**Brief**
Your task is to write out all of the records once more, exactly.

**Provided information**
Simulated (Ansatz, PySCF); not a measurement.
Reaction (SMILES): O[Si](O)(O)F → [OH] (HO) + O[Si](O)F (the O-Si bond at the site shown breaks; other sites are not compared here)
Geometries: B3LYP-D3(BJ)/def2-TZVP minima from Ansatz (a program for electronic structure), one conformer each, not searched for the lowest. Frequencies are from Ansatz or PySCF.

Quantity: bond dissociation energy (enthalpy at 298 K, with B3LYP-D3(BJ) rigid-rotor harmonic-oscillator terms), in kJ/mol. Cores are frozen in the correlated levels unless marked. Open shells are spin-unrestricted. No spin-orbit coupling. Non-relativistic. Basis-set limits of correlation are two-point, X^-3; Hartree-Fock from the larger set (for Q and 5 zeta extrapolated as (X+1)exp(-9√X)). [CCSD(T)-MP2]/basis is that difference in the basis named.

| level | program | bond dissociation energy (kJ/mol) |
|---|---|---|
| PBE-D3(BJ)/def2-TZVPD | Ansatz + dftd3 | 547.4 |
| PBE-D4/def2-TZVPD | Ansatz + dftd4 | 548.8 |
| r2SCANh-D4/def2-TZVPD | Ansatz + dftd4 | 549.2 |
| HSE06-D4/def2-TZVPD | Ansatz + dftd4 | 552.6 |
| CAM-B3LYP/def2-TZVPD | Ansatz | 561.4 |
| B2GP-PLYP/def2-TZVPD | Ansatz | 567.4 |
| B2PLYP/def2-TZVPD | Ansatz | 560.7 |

**Exercise answer**
Simulated (Ansatz, PySCF); not a measurement.
Reaction (SMILES): O[Si](O)(O)F → [OH] (HO) + O[Si](O)F (the O-Si bond at the site shown breaks; other sites are not compared here)
Geometries: B3LYP-D3(BJ)/def2-TZVP minima from Ansatz (a program for electronic structure), one conformer each, not searched for the lowest. Frequencies are from Ansatz or PySCF.

Quantity: bond dissociation energy (enthalpy at 298 K, with B3LYP-D3(BJ) rigid-rotor harmonic-oscillator terms), in kJ/mol. Cores are frozen in the correlated levels unless marked. Open shells are spin-unrestricted. No spin-orbit coupling. Non-relativistic. Basis-set limits of correlation are two-point, X^-3; Hartree-Fock from the larger set (for Q and 5 zeta extrapolated as (X+1)exp(-9√X)). [CCSD(T)-MP2]/basis is that difference in the basis named.

| level | program | bond dissociation energy (kJ/mol) |
|---|---|---|
| PBE-D3(BJ)/def2-TZVPD | Ansatz + dftd3 | 547.4 |
| PBE-D4/def2-TZVPD | Ansatz + dftd4 | 548.8 |
| r2SCANh-D4/def2-TZVPD | Ansatz + dftd4 | 549.2 |
| HSE06-D4/def2-TZVPD | Ansatz + dftd4 | 552.6 |
| CAM-B3LYP/def2-TZVPD | Ansatz | 561.4 |
| B2GP-PLYP/def2-TZVPD | Ansatz | 567.4 |
| B2PLYP/def2-TZVPD | Ansatz | 560.7 |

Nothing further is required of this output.